**Dataset entries:**
Content starts

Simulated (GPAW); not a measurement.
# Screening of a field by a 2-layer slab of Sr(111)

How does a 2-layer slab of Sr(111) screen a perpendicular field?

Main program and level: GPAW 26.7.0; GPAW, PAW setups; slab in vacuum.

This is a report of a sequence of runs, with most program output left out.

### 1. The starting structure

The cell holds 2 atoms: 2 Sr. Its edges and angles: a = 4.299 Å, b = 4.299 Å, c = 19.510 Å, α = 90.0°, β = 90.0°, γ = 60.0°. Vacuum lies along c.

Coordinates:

Content ends

**Exercise:** The full set of records above is to be printed again verbatim.

**Worked solution:**
Simulated (GPAW); not a measurement.
# Screening of a field by a 2-layer slab of Sr(111)

How does a 2-layer slab of Sr(111) screen a perpendicular field?

Main program and level: GPAW 26.7.0; GPAW, PAW setups; slab in vacuum.

This is a report of a sequence of runs, with most program output left out.

### 1. The starting structure

The cell holds 2 atoms: 2 Sr. Its edges and angles: a = 4.299 Å, b = 4.299 Å, c = 19.510 Å, α = 90.0°, β = 90.0°, γ = 60.0°. Vacuum lies along c.

Coordinates:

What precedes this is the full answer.